[Requirement]
What is wanted is an exact copy of the lines from the top of the listing through the line containing "energy = 4.921 aJ".

+--
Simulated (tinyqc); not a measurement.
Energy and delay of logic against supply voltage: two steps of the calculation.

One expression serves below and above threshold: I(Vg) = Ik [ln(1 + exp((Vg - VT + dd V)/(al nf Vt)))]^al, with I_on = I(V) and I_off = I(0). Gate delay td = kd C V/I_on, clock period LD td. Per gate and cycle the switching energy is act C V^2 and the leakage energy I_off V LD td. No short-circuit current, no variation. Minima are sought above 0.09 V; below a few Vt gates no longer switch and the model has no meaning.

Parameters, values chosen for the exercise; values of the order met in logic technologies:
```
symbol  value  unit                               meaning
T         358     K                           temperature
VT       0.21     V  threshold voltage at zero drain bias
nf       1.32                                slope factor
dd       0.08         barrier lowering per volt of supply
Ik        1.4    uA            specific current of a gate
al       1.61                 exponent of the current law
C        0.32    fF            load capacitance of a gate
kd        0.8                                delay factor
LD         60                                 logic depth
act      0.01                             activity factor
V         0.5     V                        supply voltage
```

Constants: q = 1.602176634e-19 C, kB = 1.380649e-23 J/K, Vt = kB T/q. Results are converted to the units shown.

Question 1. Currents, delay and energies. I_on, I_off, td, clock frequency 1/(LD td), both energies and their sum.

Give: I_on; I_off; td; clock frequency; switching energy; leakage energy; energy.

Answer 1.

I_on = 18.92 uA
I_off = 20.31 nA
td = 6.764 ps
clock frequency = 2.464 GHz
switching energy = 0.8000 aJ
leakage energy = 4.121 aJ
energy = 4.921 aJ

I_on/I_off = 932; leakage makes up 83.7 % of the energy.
+--

[Exercise result]
Simulated (tinyqc); not a measurement.
Energy and delay of logic against supply voltage: two steps of the calculation.

One expression serves below and above threshold: I(Vg) = Ik [ln(1 + exp((Vg - VT + dd V)/(al nf Vt)))]^al, with I_on = I(V) and I_off = I(0). Gate delay td = kd C V/I_on, clock period LD td. Per gate and cycle the switching energy is act C V^2 and the leakage energy I_off V LD td. No short-circuit current, no variation. Minima are sought above 0.09 V; below a few Vt gates no longer switch and the model has no meaning.

Parameters, values chosen for the exercise; values of the order met in logic technologies:
```
symbol  value  unit                               meaning
T         358     K                           temperature
VT       0.21     V  threshold voltage at zero drain bias
nf       1.32                                slope factor
dd       0.08         barrier lowering per volt of supply
Ik        1.4    uA            specific current of a gate
al       1.61                 exponent of the current law
C        0.32    fF            load capacitance of a gate
kd        0.8                                delay factor
LD         60                                 logic depth
act      0.01                             activity factor
V         0.5     V                        supply voltage
```

Constants: q = 1.602176634e-19 C, kB = 1.380649e-23 J/K, Vt = kB T/q. Results are converted to the units shown.

Question 1. Currents, delay and energies. I_on, I_off, td, clock frequency 1/(LD td), both energies and their sum.

Give: I_on; I_off; td; clock frequency; switching energy; leakage energy; energy.

Answer 1.

I_on = 18.92 uA
I_off = 20.31 nA
td = 6.764 ps
clock frequency = 2.464 GHz
switching energy = 0.8000 aJ
leakage energy = 4.121 aJ
energy = 4.921 aJ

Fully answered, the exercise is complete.